*** Opening Listed records ***

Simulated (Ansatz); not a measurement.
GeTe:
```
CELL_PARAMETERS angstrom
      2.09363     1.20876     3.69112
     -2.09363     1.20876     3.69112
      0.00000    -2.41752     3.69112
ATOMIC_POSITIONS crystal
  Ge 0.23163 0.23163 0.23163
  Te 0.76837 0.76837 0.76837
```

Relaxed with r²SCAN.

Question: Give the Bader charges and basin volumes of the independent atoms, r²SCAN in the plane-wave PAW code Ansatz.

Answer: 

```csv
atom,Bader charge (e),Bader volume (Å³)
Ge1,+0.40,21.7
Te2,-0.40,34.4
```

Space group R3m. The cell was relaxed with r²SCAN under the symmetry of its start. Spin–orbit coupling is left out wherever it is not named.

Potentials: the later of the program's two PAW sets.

*** Closing Listed records ***

- [Assigned task]:
Copy all of the data exactly.

- [Your solution]:
Simulated (Ansatz); not a measurement.
GeTe:
```
CELL_PARAMETERS angstrom
      2.09363     1.20876     3.69112
     -2.09363     1.20876     3.69112
      0.00000    -2.41752     3.69112
ATOMIC_POSITIONS crystal
  Ge 0.23163 0.23163 0.23163
  Te 0.76837 0.76837 0.76837
```

Relaxed with r²SCAN.

Question: Give the Bader charges and basin volumes of the independent atoms, r²SCAN in the plane-wave PAW code Ansatz.

Answer: 

```csv
atom,Bader charge (e),Bader volume (Å³)
Ge1,+0.40,21.7
Te2,-0.40,34.4
```

Space group R3m. The cell was relaxed with r²SCAN under the symmetry of its start. Spin–orbit coupling is left out wherever it is not named.

Potentials: the later of the program's two PAW sets.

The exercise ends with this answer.